◆ **Work item**
Return verbatim every line from the first line of the data below to the line that contains "1.41 | 1.52 |", inclusive, and no further.

◆ **Source data**
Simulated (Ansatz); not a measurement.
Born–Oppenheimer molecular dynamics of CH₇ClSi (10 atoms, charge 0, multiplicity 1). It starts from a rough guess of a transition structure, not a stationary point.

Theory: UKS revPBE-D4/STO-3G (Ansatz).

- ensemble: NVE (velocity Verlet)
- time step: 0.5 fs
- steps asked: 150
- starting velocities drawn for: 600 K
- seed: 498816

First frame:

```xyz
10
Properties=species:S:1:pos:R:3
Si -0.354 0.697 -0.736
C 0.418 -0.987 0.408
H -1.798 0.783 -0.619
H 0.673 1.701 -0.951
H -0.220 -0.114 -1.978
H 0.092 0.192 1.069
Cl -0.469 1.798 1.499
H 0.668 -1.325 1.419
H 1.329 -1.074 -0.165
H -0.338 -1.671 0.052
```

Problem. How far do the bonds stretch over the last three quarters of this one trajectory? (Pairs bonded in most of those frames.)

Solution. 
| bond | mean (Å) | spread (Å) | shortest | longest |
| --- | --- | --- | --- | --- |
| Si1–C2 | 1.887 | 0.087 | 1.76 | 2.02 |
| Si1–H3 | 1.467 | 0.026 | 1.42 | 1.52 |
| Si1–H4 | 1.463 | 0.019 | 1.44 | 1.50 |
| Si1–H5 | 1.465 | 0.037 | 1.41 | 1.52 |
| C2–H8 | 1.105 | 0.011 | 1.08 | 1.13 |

◆ **Exercise result**
Simulated (Ansatz); not a measurement.
Born–Oppenheimer molecular dynamics of CH₇ClSi (10 atoms, charge 0, multiplicity 1). It starts from a rough guess of a transition structure, not a stationary point.

Theory: UKS revPBE-D4/STO-3G (Ansatz).

- ensemble: NVE (velocity Verlet)
- time step: 0.5 fs
- steps asked: 150
- starting velocities drawn for: 600 K
- seed: 498816

First frame:

```xyz
10
Properties=species:S:1:pos:R:3
Si -0.354 0.697 -0.736
C 0.418 -0.987 0.408
H -1.798 0.783 -0.619
H 0.673 1.701 -0.951
H -0.220 -0.114 -1.978
H 0.092 0.192 1.069
Cl -0.469 1.798 1.499
H 0.668 -1.325 1.419
H 1.329 -1.074 -0.165
H -0.338 -1.671 0.052
```

Problem. How far do the bonds stretch over the last three quarters of this one trajectory? (Pairs bonded in most of those frames.)

Solution. 
| bond | mean (Å) | spread (Å) | shortest | longest |
| --- | --- | --- | --- | --- |
| Si1–C2 | 1.887 | 0.087 | 1.76 | 2.02 |
| Si1–H3 | 1.467 | 0.026 | 1.42 | 1.52 |
| Si1–H4 | 1.463 | 0.019 | 1.44 | 1.50 |
| Si1–H5 | 1.465 | 0.037 | 1.41 | 1.52 |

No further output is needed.